REQUIRED ACTION: Each line from the start of the data below through the one containing "spin, ferromagnetic start" must be reproduced exactly.

****************

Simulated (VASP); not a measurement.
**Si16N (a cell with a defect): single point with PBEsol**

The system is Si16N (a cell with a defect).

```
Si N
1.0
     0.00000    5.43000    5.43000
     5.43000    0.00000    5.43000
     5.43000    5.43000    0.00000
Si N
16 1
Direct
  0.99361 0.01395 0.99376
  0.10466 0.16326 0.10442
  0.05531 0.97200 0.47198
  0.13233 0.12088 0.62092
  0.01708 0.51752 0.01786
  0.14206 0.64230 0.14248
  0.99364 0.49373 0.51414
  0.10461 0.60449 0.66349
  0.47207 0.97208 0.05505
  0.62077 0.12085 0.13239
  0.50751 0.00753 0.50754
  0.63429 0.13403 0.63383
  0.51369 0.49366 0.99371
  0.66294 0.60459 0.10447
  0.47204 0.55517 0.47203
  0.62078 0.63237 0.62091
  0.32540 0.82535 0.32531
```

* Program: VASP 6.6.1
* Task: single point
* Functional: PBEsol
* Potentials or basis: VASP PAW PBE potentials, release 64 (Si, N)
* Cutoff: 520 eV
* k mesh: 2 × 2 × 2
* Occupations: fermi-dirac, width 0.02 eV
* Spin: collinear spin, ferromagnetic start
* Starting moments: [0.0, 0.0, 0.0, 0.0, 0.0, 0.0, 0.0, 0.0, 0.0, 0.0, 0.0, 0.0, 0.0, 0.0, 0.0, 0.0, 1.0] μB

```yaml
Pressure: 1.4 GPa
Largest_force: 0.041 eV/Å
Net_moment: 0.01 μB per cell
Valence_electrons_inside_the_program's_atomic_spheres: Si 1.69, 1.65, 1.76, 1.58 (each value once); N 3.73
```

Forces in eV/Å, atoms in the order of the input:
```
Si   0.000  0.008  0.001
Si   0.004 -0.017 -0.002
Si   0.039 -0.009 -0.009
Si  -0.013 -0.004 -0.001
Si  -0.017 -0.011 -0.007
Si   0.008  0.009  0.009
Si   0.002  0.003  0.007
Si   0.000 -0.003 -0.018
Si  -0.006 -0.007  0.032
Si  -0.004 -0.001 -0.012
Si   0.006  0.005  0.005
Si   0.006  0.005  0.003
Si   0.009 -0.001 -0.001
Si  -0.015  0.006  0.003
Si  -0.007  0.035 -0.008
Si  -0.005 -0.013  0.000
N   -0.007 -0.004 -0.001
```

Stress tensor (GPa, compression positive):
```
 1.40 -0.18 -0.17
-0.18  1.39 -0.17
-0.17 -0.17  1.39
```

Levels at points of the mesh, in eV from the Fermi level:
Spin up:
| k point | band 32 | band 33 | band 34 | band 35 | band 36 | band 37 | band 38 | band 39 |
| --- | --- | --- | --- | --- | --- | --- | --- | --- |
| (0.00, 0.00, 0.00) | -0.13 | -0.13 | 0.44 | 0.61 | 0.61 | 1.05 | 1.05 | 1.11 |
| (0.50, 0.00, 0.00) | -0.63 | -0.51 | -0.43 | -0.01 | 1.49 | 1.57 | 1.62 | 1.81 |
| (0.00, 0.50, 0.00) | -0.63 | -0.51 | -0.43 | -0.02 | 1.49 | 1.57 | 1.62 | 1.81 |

****************

ANSWER BOX:
Simulated (VASP); not a measurement.
**Si16N (a cell with a defect): single point with PBEsol**

The system is Si16N (a cell with a defect).

```
Si N
1.0
     0.00000    5.43000    5.43000
     5.43000    0.00000    5.43000
     5.43000    5.43000    0.00000
Si N
16 1
Direct
  0.99361 0.01395 0.99376
  0.10466 0.16326 0.10442
  0.05531 0.97200 0.47198
  0.13233 0.12088 0.62092
  0.01708 0.51752 0.01786
  0.14206 0.64230 0.14248
  0.99364 0.49373 0.51414
  0.10461 0.60449 0.66349
  0.47207 0.97208 0.05505
  0.62077 0.12085 0.13239
  0.50751 0.00753 0.50754
  0.63429 0.13403 0.63383
  0.51369 0.49366 0.99371
  0.66294 0.60459 0.10447
  0.47204 0.55517 0.47203
  0.62078 0.63237 0.62091
  0.32540 0.82535 0.32531
```

* Program: VASP 6.6.1
* Task: single point
* Functional: PBEsol
* Potentials or basis: VASP PAW PBE potentials, release 64 (Si, N)
* Cutoff: 520 eV
* k mesh: 2 × 2 × 2
* Occupations: fermi-dirac, width 0.02 eV
* Spin: collinear spin, ferromagnetic start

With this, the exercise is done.